·····
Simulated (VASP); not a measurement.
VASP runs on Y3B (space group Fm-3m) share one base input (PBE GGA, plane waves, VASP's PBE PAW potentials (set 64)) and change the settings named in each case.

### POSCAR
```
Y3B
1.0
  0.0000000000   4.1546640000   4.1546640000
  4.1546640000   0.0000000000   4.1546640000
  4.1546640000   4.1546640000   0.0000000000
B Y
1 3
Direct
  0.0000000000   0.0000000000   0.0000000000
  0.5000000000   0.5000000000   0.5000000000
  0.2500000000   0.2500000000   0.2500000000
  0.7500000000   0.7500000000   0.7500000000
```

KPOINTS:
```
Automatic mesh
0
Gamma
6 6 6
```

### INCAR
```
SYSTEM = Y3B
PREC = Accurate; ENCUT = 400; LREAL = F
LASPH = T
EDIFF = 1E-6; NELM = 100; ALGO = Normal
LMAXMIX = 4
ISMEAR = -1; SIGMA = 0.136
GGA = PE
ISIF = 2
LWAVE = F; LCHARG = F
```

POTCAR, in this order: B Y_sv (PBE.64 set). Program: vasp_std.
·····

▶ _Task item_:
Each line of the listing has to be repeated exactly in the reply.

▶ _Problem solution_:
Simulated (VASP); not a measurement.
VASP runs on Y3B (space group Fm-3m) share one base input (PBE GGA, plane waves, VASP's PBE PAW potentials (set 64)) and change the settings named in each case.

### POSCAR
```
Y3B
1.0
  0.0000000000   4.1546640000   4.1546640000
  4.1546640000   0.0000000000   4.1546640000
  4.1546640000   4.1546640000   0.0000000000
B Y
1 3
Direct
  0.0000000000   0.0000000000   0.0000000000
  0.5000000000   0.5000000000   0.5000000000
  0.2500000000   0.2500000000   0.2500000000
  0.7500000000   0.7500000000   0.7500000000
```

KPOINTS:
```
Automatic mesh
0
Gamma
6 6 6
```

### INCAR
```
SYSTEM = Y3B
PREC = Accurate; ENCUT = 400; LREAL = F
LASPH = T
EDIFF = 1E-6; NELM = 100; ALGO = Normal
LMAXMIX = 4
ISMEAR = -1; SIGMA = 0.136
GGA = PE
ISIF = 2
LWAVE = F; LCHARG = F
```

POTCAR, in this order: B Y_sv (PBE.64 set). Program: vasp_std.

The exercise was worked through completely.